• Entries provided:
==========

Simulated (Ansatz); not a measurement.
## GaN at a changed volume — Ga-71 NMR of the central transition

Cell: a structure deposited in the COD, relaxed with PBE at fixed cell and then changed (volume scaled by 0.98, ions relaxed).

==========

• Assigned task:
Everything in the listing should be set down again exactly.

• Exercise output:
Simulated (Ansatz); not a measurement.
## GaN at a changed volume — Ga-71 NMR of the central transition

Cell: a structure deposited in the COD, relaxed with PBE at fixed cell and then changed (volume scaled by 0.98, ions relaxed).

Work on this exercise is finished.